▬▬▬
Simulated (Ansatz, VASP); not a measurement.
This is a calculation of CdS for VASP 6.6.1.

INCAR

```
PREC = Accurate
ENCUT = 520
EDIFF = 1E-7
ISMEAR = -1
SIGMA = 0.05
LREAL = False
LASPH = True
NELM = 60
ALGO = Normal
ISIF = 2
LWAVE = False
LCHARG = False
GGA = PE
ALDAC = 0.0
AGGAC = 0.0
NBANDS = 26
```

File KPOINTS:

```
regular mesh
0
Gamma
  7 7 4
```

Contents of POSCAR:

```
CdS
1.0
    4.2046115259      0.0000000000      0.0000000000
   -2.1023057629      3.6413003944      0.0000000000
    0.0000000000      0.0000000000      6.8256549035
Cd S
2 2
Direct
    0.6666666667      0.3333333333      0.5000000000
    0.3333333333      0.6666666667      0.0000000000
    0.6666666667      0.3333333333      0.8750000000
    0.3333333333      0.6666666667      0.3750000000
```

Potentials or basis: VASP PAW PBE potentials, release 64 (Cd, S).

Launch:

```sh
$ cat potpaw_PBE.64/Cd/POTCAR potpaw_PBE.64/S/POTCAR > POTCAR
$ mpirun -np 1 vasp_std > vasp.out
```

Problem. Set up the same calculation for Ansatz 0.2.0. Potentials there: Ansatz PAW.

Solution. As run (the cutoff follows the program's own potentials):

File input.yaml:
▬▬▬

→ **ASSIGNMENT**:
Reply with the complete records, restated exactly.

→ **WRITTEN RESPONSE**:
Simulated (Ansatz, VASP); not a measurement.
This is a calculation of CdS for VASP 6.6.1.

INCAR

```
PREC = Accurate
ENCUT = 520
EDIFF = 1E-7
ISMEAR = -1
SIGMA = 0.05
LREAL = False
LASPH = True
NELM = 60
ALGO = Normal
ISIF = 2
LWAVE = False
LCHARG = False
GGA = PE
ALDAC = 0.0
AGGAC = 0.0
NBANDS = 26
```

File KPOINTS:

```
regular mesh
0
Gamma
  7 7 4
```

Contents of POSCAR:

```
CdS
1.0
    4.2046115259      0.0000000000      0.0000000000
   -2.1023057629      3.6413003944      0.0000000000
    0.0000000000      0.0000000000      6.8256549035
Cd S
2 2
Direct
    0.6666666667      0.3333333333      0.5000000000
    0.3333333333      0.6666666667      0.0000000000
    0.6666666667      0.3333333333      0.8750000000
    0.3333333333      0.6666666667      0.3750000000
```

Potentials or basis: VASP PAW PBE potentials, release 64 (Cd, S).

Launch:

```sh
$ cat potpaw_PBE.64/Cd/POTCAR potpaw_PBE.64/S/POTCAR > POTCAR
$ mpirun -np 1 vasp_std > vasp.out
```

Problem. Set up the same calculation for Ansatz 0.2.0. Potentials there: Ansatz PAW.

Solution. As run (the cutoff follows the program's own potentials):

File input.yaml:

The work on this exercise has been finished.